Dataset extract:
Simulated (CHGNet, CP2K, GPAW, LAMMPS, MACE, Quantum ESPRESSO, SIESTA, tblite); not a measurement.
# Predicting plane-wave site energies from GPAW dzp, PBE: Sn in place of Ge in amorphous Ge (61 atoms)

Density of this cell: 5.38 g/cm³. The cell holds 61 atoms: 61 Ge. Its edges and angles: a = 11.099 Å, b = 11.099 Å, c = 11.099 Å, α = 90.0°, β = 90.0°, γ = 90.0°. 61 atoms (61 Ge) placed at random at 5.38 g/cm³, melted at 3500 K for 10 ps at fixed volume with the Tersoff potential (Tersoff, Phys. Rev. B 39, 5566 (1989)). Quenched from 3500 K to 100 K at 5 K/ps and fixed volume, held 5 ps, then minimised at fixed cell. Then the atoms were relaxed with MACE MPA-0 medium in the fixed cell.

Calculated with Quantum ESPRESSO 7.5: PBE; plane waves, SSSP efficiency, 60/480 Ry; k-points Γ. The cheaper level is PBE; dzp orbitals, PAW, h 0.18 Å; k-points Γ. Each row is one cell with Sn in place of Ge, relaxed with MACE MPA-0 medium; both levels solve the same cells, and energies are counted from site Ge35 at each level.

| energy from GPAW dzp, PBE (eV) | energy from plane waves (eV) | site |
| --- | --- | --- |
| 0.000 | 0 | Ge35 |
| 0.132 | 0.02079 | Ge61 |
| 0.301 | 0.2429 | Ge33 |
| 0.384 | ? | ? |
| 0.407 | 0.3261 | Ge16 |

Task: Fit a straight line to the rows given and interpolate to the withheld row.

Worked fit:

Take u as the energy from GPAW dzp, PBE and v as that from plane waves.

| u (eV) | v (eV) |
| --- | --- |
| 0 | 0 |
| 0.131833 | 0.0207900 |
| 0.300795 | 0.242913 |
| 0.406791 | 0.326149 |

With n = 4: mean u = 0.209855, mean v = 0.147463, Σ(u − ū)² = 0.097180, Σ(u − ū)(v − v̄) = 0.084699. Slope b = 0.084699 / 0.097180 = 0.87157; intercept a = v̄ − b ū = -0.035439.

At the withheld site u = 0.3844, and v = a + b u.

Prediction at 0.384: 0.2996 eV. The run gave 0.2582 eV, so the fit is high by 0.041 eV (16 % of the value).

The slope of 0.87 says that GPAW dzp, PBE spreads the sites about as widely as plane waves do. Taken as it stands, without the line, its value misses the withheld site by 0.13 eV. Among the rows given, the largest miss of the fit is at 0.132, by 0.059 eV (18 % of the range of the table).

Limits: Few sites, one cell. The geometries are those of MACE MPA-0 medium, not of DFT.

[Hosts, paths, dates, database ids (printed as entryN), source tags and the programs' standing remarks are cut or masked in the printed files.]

Work task: Starting at the first line of the listing, retype every line up to and including the one with "# Predicting plane-wave".

Your response:
Simulated (CHGNet, CP2K, GPAW, LAMMPS, MACE, Quantum ESPRESSO, SIESTA, tblite); not a measurement.
# Predicting plane-wave site energies from GPAW dzp, PBE: Sn in place of Ge in amorphous Ge (61 atoms)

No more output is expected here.